→ WORK ITEM:
Repeat the records. Leave nothing out.

→ RECORD EXTRACTS:
--- START ---

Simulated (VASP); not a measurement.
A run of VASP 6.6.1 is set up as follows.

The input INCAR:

--- END ---

→ WRITTEN ANSWER:
Simulated (VASP); not a measurement.
A run of VASP 6.6.1 is set up as follows.

The input INCAR:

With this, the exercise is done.